──────── Information given
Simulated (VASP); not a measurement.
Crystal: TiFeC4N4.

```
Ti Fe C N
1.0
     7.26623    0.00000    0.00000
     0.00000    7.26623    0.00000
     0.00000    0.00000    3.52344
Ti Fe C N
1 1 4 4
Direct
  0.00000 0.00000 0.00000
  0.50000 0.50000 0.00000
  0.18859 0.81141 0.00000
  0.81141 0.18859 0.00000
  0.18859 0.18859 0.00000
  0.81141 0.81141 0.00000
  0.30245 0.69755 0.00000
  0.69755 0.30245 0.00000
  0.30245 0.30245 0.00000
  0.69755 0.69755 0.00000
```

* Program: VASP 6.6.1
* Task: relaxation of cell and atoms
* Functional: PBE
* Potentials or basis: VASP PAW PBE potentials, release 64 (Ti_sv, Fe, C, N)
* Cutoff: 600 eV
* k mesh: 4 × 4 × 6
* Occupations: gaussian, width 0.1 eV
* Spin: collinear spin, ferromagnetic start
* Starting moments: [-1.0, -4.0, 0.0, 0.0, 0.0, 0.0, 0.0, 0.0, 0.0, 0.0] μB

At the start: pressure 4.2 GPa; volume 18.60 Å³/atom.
────────────────

Brief: Everything from the first line of the records through the line containing "Program: VASP 6.6.1" is to be set down exactly, while later lines are left out.

Written solution:
Simulated (VASP); not a measurement.
Crystal: TiFeC4N4.

```
Ti Fe C N
1.0
     7.26623    0.00000    0.00000
     0.00000    7.26623    0.00000
     0.00000    0.00000    3.52344
Ti Fe C N
1 1 4 4
Direct
  0.00000 0.00000 0.00000
  0.50000 0.50000 0.00000
  0.18859 0.81141 0.00000
  0.81141 0.18859 0.00000
  0.18859 0.18859 0.00000
  0.81141 0.81141 0.00000
  0.30245 0.69755 0.00000
  0.69755 0.30245 0.00000
  0.30245 0.30245 0.00000
  0.69755 0.69755 0.00000
```

* Program: VASP 6.6.1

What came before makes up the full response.